EXERCISE: Give back exactly the lines of the data below, starting with the line that has "Atoms are counted" and going on through the line that has "Set-up of the".

DATA SUPPLIED:
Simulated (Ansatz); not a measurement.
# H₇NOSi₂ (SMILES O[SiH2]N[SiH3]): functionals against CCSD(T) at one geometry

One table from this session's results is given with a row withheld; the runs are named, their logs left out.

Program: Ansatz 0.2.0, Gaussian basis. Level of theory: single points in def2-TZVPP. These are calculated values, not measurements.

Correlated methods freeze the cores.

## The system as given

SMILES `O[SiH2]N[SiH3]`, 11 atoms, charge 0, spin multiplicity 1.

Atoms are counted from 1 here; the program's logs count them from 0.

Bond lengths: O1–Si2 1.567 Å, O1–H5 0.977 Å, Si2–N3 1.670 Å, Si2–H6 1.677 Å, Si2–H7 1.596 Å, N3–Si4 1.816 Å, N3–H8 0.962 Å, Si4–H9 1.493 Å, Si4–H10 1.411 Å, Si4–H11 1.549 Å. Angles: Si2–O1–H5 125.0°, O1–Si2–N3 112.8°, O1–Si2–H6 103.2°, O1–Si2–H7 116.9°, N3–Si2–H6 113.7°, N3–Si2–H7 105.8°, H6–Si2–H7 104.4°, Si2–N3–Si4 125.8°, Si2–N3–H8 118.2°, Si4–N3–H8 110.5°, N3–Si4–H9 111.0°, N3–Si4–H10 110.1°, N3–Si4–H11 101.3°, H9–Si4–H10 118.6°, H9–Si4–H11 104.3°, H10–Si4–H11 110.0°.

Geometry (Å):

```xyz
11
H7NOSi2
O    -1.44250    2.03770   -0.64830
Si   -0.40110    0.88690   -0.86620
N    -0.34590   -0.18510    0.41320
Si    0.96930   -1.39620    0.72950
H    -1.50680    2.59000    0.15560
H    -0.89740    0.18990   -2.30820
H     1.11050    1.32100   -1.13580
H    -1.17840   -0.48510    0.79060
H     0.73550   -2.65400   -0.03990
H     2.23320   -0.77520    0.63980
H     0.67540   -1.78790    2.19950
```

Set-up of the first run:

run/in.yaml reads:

ANSWER AREA:
Atoms are counted from 1 here; the program's logs count them from 0.

Bond lengths: O1–Si2 1.567 Å, O1–H5 0.977 Å, Si2–N3 1.670 Å, Si2–H6 1.677 Å, Si2–H7 1.596 Å, N3–Si4 1.816 Å, N3–H8 0.962 Å, Si4–H9 1.493 Å, Si4–H10 1.411 Å, Si4–H11 1.549 Å. Angles: Si2–O1–H5 125.0°, O1–Si2–N3 112.8°, O1–Si2–H6 103.2°, O1–Si2–H7 116.9°, N3–Si2–H6 113.7°, N3–Si2–H7 105.8°, H6–Si2–H7 104.4°, Si2–N3–Si4 125.8°, Si2–N3–H8 118.2°, Si4–N3–H8 110.5°, N3–Si4–H9 111.0°, N3–Si4–H10 110.1°, N3–Si4–H11 101.3°, H9–Si4–H10 118.6°, H9–Si4–H11 104.3°, H10–Si4–H11 110.0°.

Geometry (Å):

```xyz
11
H7NOSi2
O    -1.44250    2.03770   -0.64830
Si   -0.40110    0.88690   -0.86620
N    -0.34590   -0.18510    0.41320
Si    0.96930   -1.39620    0.72950
H    -1.50680    2.59000    0.15560
H    -0.89740    0.18990   -2.30820
H     1.11050    1.32100   -1.13580
H    -1.17840   -0.48510    0.79060
H     0.73550   -2.65400   -0.03990
H     2.23320   -0.77520    0.63980
H     0.67540   -1.78790    2.19950
```

Set-up of the first run:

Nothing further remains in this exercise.